------------------------

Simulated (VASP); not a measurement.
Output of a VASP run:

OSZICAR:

------------------------

== REQUIRED ACTION ==
Exactly as shown, output all of the material above.

== WRITTEN SOLUTION ==
Simulated (VASP); not a measurement.
Output of a VASP run:

OSZICAR:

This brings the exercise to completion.